» **EXCERPTED RECORDS**:
#####
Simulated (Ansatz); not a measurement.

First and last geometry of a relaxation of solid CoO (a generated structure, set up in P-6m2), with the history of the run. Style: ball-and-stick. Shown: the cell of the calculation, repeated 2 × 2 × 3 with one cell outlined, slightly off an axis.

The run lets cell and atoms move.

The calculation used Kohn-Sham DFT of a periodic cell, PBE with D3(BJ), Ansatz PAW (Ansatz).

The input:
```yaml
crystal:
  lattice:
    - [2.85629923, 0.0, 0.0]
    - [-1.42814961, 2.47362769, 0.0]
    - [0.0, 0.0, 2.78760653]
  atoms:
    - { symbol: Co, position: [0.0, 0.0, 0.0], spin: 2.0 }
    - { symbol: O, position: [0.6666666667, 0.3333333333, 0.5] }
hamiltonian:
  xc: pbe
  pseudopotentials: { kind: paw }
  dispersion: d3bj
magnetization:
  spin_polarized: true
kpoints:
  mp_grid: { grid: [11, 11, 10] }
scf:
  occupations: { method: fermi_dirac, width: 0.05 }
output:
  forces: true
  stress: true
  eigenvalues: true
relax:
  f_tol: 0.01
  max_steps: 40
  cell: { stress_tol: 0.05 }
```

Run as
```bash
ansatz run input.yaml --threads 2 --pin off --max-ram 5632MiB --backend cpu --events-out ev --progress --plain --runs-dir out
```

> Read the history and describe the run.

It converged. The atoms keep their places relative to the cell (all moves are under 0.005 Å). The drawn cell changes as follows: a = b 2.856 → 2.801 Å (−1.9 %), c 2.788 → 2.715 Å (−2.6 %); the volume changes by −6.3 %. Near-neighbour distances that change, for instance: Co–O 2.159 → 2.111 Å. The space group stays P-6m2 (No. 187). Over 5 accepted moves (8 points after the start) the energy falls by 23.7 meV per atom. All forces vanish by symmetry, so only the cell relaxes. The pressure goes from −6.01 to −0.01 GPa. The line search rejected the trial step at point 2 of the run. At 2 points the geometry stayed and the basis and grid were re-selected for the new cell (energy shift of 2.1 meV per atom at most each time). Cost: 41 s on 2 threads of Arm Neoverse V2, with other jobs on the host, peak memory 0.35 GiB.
#####

» **WORK TASK**: From the top of the listing above, restate each line word for word up to and including the line with "describe the run."; add nothing else.

» **TASK OUTPUT**:
Simulated (Ansatz); not a measurement.

First and last geometry of a relaxation of solid CoO (a generated structure, set up in P-6m2), with the history of the run. Style: ball-and-stick. Shown: the cell of the calculation, repeated 2 × 2 × 3 with one cell outlined, slightly off an axis.

The run lets cell and atoms move.

The calculation used Kohn-Sham DFT of a periodic cell, PBE with D3(BJ), Ansatz PAW (Ansatz).

The input:
```yaml
crystal:
  lattice:
    - [2.85629923, 0.0, 0.0]
    - [-1.42814961, 2.47362769, 0.0]
    - [0.0, 0.0, 2.78760653]
  atoms:
    - { symbol: Co, position: [0.0, 0.0, 0.0], spin: 2.0 }
    - { symbol: O, position: [0.6666666667, 0.3333333333, 0.5] }
hamiltonian:
  xc: pbe
  pseudopotentials: { kind: paw }
  dispersion: d3bj
magnetization:
  spin_polarized: true
kpoints:
  mp_grid: { grid: [11, 11, 10] }
scf:
  occupations: { method: fermi_dirac, width: 0.05 }
output:
  forces: true
  stress: true
  eigenvalues: true
relax:
  f_tol: 0.01
  max_steps: 40
  cell: { stress_tol: 0.05 }
```

Run as
```bash
ansatz run input.yaml --threads 2 --pin off --max-ram 5632MiB --backend cpu --events-out ev --progress --plain --runs-dir out
```

> Read the history and describe the run.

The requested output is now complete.